| EXERCISE |
Copy exactly the lines from the first line of the records below through the line containing "# Basis and", including both, and nothing else.

——————————

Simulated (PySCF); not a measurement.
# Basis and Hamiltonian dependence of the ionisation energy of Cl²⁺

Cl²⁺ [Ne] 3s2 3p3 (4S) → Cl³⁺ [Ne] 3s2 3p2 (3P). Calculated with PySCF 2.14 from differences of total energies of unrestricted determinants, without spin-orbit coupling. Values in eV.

——————————

| RESPONSE |
Simulated (PySCF); not a measurement.
# Basis and Hamiltonian dependence of the ionisation energy of Cl²⁺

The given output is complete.